Entries shown:
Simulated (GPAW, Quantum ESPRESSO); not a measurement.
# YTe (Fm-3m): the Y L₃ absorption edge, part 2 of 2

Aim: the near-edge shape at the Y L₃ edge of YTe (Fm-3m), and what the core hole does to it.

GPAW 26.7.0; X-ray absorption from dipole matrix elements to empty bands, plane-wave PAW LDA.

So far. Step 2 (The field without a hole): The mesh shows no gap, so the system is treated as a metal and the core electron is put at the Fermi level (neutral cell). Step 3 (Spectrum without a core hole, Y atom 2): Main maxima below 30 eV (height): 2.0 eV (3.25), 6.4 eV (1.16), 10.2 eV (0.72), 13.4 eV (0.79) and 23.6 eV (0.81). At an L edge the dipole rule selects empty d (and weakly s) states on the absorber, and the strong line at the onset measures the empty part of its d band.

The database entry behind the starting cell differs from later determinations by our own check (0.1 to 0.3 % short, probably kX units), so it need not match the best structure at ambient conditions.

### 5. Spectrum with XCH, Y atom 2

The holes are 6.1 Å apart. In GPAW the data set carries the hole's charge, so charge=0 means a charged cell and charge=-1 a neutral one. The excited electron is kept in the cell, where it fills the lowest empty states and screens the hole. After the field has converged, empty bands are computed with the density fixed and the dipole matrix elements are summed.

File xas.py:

Activity: Reproduce the records above exactly, from the first line to the line that holds "The holes are", inclusive, and omit everything after it.

Answer box:
Simulated (GPAW, Quantum ESPRESSO); not a measurement.
# YTe (Fm-3m): the Y L₃ absorption edge, part 2 of 2

Aim: the near-edge shape at the Y L₃ edge of YTe (Fm-3m), and what the core hole does to it.

GPAW 26.7.0; X-ray absorption from dipole matrix elements to empty bands, plane-wave PAW LDA.

So far. Step 2 (The field without a hole): The mesh shows no gap, so the system is treated as a metal and the core electron is put at the Fermi level (neutral cell). Step 3 (Spectrum without a core hole, Y atom 2): Main maxima below 30 eV (height): 2.0 eV (3.25), 6.4 eV (1.16), 10.2 eV (0.72), 13.4 eV (0.79) and 23.6 eV (0.81). At an L edge the dipole rule selects empty d (and weakly s) states on the absorber, and the strong line at the onset measures the empty part of its d band.

The database entry behind the starting cell differs from later determinations by our own check (0.1 to 0.3 % short, probably kX units), so it need not match the best structure at ambient conditions.

### 5. Spectrum with XCH, Y atom 2

The holes are 6.1 Å apart. In GPAW the data set carries the hole's charge, so charge=0 means a charged cell and charge=-1 a neutral one. The excited electron is kept in the cell, where it fills the lowest empty states and screens the hole. After the field has converged, empty bands are computed with the density fixed and the dipole matrix elements are summed.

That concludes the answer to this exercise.